= Source information =

▼

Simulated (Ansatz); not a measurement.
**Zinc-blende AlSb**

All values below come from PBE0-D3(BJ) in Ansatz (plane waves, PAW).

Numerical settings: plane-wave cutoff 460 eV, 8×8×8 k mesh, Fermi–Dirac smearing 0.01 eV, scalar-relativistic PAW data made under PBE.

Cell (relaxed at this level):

▲

Your task is to repeat the data exactly, with nothing left out.

= Expected answer =
Simulated (Ansatz); not a measurement.
**Zinc-blende AlSb**

All values below come from PBE0-D3(BJ) in Ansatz (plane waves, PAW).

Numerical settings: plane-wave cutoff 460 eV, 8×8×8 k mesh, Fermi–Dirac smearing 0.01 eV, scalar-relativistic PAW data made under PBE.

Cell (relaxed at this level):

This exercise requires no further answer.